- Provided records:
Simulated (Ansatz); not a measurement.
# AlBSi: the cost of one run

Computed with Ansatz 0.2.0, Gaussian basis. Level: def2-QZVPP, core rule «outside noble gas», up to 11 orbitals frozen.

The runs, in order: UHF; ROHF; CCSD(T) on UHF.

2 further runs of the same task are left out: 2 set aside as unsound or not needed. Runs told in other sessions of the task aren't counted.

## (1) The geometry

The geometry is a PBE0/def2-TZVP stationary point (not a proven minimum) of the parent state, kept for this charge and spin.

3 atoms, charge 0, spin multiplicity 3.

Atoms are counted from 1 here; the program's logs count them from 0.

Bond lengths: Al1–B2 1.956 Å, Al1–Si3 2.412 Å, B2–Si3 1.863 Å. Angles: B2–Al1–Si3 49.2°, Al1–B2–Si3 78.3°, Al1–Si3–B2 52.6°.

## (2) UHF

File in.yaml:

- Work request: A word-for-word copy of the data above is the goal, so set it all down again.

- Response box:
Simulated (Ansatz); not a measurement.
# AlBSi: the cost of one run

Computed with Ansatz 0.2.0, Gaussian basis. Level: def2-QZVPP, core rule «outside noble gas», up to 11 orbitals frozen.

The runs, in order: UHF; ROHF; CCSD(T) on UHF.

2 further runs of the same task are left out: 2 set aside as unsound or not needed. Runs told in other sessions of the task aren't counted.

## (1) The geometry

The geometry is a PBE0/def2-TZVP stationary point (not a proven minimum) of the parent state, kept for this charge and spin.

3 atoms, charge 0, spin multiplicity 3.

Atoms are counted from 1 here; the program's logs count them from 0.

Bond lengths: Al1–B2 1.956 Å, Al1–Si3 2.412 Å, B2–Si3 1.863 Å. Angles: B2–Al1–Si3 49.2°, Al1–B2–Si3 78.3°, Al1–Si3–B2 52.6°.

## (2) UHF

File in.yaml:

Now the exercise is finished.